• [ACTIVITY] Could you reproduce every record below exactly as written?

• [EXTRACTED INFORMATION]
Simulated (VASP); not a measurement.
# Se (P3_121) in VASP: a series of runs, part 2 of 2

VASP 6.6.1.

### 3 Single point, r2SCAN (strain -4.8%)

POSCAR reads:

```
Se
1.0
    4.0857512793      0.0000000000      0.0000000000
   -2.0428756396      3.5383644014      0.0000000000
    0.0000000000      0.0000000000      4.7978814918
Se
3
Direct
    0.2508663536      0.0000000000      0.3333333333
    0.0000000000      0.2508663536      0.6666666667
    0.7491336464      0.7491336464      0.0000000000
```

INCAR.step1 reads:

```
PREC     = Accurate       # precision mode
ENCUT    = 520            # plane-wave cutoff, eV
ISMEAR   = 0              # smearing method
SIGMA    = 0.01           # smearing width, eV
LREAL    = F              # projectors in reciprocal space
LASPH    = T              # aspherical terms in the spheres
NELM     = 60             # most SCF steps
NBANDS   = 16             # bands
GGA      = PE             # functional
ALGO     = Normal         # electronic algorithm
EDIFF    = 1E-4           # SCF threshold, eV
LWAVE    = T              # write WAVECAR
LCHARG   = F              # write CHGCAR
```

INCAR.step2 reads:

• [RESPONSE AREA]
Simulated (VASP); not a measurement.
# Se (P3_121) in VASP: a series of runs, part 2 of 2

VASP 6.6.1.

### 3 Single point, r2SCAN (strain -4.8%)

POSCAR reads:

```
Se
1.0
    4.0857512793      0.0000000000      0.0000000000
   -2.0428756396      3.5383644014      0.0000000000
    0.0000000000      0.0000000000      4.7978814918
Se
3
Direct
    0.2508663536      0.0000000000      0.3333333333
    0.0000000000      0.2508663536      0.6666666667
    0.7491336464      0.7491336464      0.0000000000
```

INCAR.step1 reads:

```
PREC     = Accurate       # precision mode
ENCUT    = 520            # plane-wave cutoff, eV
ISMEAR   = 0              # smearing method
SIGMA    = 0.01           # smearing width, eV
LREAL    = F              # projectors in reciprocal space
LASPH    = T              # aspherical terms in the spheres
NELM     = 60             # most SCF steps
NBANDS   = 16             # bands
GGA      = PE             # functional
ALGO     = Normal         # electronic algorithm
EDIFF    = 1E-4           # SCF threshold, eV
LWAVE    = T              # write WAVECAR
LCHARG   = F              # write CHGCAR
```

INCAR.step2 reads:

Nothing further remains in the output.